»»

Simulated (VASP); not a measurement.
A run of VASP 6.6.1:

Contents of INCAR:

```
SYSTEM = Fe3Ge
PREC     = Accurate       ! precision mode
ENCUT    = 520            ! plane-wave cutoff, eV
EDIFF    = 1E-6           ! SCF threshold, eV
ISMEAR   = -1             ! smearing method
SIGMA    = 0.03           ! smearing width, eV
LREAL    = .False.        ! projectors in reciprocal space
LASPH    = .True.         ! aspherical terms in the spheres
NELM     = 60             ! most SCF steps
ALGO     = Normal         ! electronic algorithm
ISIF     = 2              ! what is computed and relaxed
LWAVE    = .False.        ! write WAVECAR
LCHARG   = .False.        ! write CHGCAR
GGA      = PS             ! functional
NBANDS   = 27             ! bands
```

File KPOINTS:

««

- _Assignment_
Could you type out every entry again exactly as it stands?

- _Problem solution_
Simulated (VASP); not a measurement.
A run of VASP 6.6.1:

Contents of INCAR:

```
SYSTEM = Fe3Ge
PREC     = Accurate       ! precision mode
ENCUT    = 520            ! plane-wave cutoff, eV
EDIFF    = 1E-6           ! SCF threshold, eV
ISMEAR   = -1             ! smearing method
SIGMA    = 0.03           ! smearing width, eV
LREAL    = .False.        ! projectors in reciprocal space
LASPH    = .True.         ! aspherical terms in the spheres
NELM     = 60             ! most SCF steps
ALGO     = Normal         ! electronic algorithm
ISIF     = 2              ! what is computed and relaxed
LWAVE    = .False.        ! write WAVECAR
LCHARG   = .False.        ! write CHGCAR
GGA      = PS             ! functional
NBANDS   = 27             ! bands
```

File KPOINTS:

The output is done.